Please give again, word for word, the lines that lie between the start of the listing below and the line with "(charge 0, multiplicity", both included.

☆ ☆ ☆ ☆

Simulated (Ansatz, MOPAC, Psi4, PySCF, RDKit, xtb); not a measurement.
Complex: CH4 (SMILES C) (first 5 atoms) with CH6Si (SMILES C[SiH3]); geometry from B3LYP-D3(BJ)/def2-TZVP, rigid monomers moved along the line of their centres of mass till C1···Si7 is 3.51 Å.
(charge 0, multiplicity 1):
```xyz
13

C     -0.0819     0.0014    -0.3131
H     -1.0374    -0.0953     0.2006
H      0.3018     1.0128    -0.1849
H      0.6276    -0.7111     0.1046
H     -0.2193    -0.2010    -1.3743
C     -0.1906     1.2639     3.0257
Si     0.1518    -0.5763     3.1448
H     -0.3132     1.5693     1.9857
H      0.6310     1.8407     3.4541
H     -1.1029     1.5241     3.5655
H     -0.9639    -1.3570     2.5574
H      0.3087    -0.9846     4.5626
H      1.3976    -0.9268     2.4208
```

☆ ☆ ☆ ☆

### Task response
Simulated (Ansatz, MOPAC, Psi4, PySCF, RDKit, xtb); not a measurement.
Complex: CH4 (SMILES C) (first 5 atoms) with CH6Si (SMILES C[SiH3]); geometry from B3LYP-D3(BJ)/def2-TZVP, rigid monomers moved along the line of their centres of mass till C1···Si7 is 3.51 Å.
(charge 0, multiplicity 1):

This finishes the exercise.